(Excerpted data)
□ □ □ □ □ □ □
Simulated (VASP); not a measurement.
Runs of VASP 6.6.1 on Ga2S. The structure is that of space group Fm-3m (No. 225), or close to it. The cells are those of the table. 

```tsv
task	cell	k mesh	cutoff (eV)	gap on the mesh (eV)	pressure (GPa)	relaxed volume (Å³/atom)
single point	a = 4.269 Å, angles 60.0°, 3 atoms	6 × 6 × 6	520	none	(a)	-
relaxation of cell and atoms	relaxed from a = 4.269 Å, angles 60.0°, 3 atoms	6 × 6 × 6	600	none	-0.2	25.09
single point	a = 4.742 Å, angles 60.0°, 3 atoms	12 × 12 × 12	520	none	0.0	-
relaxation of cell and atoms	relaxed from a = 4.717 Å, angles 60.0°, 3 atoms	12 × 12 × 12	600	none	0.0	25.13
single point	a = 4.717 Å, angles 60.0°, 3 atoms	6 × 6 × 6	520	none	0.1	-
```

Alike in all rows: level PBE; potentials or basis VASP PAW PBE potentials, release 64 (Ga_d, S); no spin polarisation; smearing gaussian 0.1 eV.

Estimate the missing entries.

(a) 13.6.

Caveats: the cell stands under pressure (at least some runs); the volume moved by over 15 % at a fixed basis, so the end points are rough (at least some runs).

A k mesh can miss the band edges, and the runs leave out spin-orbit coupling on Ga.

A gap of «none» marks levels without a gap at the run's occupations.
□ □ □ □ □ □ □

(Brief) Restate the listing word for word, but only from its first line through the line with "A k mesh can", keeping both end lines.

(Written answer)
Simulated (VASP); not a measurement.
Runs of VASP 6.6.1 on Ga2S. The structure is that of space group Fm-3m (No. 225), or close to it. The cells are those of the table. 

```tsv
task	cell	k mesh	cutoff (eV)	gap on the mesh (eV)	pressure (GPa)	relaxed volume (Å³/atom)
single point	a = 4.269 Å, angles 60.0°, 3 atoms	6 × 6 × 6	520	none	(a)	-
relaxation of cell and atoms	relaxed from a = 4.269 Å, angles 60.0°, 3 atoms	6 × 6 × 6	600	none	-0.2	25.09
single point	a = 4.742 Å, angles 60.0°, 3 atoms	12 × 12 × 12	520	none	0.0	-
relaxation of cell and atoms	relaxed from a = 4.717 Å, angles 60.0°, 3 atoms	12 × 12 × 12	600	none	0.0	25.13
single point	a = 4.717 Å, angles 60.0°, 3 atoms	6 × 6 × 6	520	none	0.1	-
```

Alike in all rows: level PBE; potentials or basis VASP PAW PBE potentials, release 64 (Ga_d, S); no spin polarisation; smearing gaussian 0.1 eV.

Estimate the missing entries.

(a) 13.6.

Caveats: the cell stands under pressure (at least some runs); the volume moved by over 15 % at a fixed basis, so the end points are rough (at least some runs).

A k mesh can miss the band edges, and the runs leave out spin-orbit coupling on Ga.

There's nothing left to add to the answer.